_Records provided:_
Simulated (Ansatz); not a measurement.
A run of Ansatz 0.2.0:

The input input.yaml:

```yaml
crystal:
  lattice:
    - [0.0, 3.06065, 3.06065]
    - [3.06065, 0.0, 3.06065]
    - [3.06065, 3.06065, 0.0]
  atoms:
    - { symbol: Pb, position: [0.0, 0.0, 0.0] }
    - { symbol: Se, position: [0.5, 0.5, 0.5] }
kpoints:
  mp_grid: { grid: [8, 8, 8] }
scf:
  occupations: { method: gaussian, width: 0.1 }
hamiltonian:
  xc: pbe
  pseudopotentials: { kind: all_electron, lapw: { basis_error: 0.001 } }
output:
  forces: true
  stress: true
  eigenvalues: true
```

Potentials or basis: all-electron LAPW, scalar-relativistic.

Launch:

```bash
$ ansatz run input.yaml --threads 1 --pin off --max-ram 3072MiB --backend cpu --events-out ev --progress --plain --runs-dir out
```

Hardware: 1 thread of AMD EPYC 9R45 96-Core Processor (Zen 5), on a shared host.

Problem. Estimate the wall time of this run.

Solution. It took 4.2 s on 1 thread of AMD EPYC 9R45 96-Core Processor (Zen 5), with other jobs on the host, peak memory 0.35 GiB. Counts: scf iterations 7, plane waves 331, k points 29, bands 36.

_Work instruction:_
Repeat the entries exactly as they appear.

_Task output:_
Simulated (Ansatz); not a measurement.
A run of Ansatz 0.2.0:

The input input.yaml:

```yaml
crystal:
  lattice:
    - [0.0, 3.06065, 3.06065]
    - [3.06065, 0.0, 3.06065]
    - [3.06065, 3.06065, 0.0]
  atoms:
    - { symbol: Pb, position: [0.0, 0.0, 0.0] }
    - { symbol: Se, position: [0.5, 0.5, 0.5] }
kpoints:
  mp_grid: { grid: [8, 8, 8] }
scf:
  occupations: { method: gaussian, width: 0.1 }
hamiltonian:
  xc: pbe
  pseudopotentials: { kind: all_electron, lapw: { basis_error: 0.001 } }
output:
  forces: true
  stress: true
  eigenvalues: true
```

Potentials or basis: all-electron LAPW, scalar-relativistic.

Launch:

```bash
$ ansatz run input.yaml --threads 1 --pin off --max-ram 3072MiB --backend cpu --events-out ev --progress --plain --runs-dir out
```

Hardware: 1 thread of AMD EPYC 9R45 96-Core Processor (Zen 5), on a shared host.

Problem. Estimate the wall time of this run.

Solution. It took 4.2 s on 1 thread of AMD EPYC 9R45 96-Core Processor (Zen 5), with other jobs on the host, peak memory 0.35 GiB. Counts: scf iterations 7, plane waves 331, k points 29, bands 36.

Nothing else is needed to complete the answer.